################

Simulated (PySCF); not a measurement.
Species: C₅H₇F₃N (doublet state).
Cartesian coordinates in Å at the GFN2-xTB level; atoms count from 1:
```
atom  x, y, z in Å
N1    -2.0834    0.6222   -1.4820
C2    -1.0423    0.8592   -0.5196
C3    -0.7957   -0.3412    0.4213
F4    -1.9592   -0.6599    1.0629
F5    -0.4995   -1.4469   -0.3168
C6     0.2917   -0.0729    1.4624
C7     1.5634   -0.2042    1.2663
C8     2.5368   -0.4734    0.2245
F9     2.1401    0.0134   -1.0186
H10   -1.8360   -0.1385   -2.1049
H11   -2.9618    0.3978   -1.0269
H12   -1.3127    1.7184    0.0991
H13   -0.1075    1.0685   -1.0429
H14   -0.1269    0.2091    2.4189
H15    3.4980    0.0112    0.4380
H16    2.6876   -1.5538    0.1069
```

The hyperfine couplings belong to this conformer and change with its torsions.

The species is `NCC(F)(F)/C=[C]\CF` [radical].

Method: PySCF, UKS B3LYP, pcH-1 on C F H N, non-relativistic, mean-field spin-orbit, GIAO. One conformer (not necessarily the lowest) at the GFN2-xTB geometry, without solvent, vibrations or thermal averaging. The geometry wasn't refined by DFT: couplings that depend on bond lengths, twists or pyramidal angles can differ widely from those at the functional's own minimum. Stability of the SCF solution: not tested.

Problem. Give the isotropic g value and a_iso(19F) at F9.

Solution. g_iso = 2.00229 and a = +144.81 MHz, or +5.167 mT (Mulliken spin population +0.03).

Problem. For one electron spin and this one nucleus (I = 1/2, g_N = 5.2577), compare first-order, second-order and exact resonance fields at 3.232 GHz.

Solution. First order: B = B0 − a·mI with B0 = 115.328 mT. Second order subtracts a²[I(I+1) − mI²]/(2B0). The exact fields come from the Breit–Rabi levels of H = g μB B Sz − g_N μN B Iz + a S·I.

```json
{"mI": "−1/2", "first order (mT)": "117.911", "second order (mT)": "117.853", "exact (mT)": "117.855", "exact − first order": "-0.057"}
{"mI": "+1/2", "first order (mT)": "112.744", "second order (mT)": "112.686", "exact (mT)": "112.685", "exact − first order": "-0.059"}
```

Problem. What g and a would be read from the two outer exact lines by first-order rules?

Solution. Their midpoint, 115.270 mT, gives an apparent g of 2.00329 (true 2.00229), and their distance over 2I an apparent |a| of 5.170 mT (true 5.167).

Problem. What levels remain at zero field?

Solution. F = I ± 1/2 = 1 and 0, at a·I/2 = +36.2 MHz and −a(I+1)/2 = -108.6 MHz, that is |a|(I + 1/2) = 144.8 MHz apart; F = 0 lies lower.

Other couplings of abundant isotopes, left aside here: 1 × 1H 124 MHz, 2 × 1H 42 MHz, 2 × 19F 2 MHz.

################

Everything above from the line containing "Solution. Their midpoint, 115.270" down to the line containing "Problem. What levels remain at zero field?" should be copied exactly, both end lines included, and nothing else.

### EXPECTED ANSWER
Solution. Their midpoint, 115.270 mT, gives an apparent g of 2.00329 (true 2.00229), and their distance over 2I an apparent |a| of 5.170 mT (true 5.167).

Problem. What levels remain at zero field?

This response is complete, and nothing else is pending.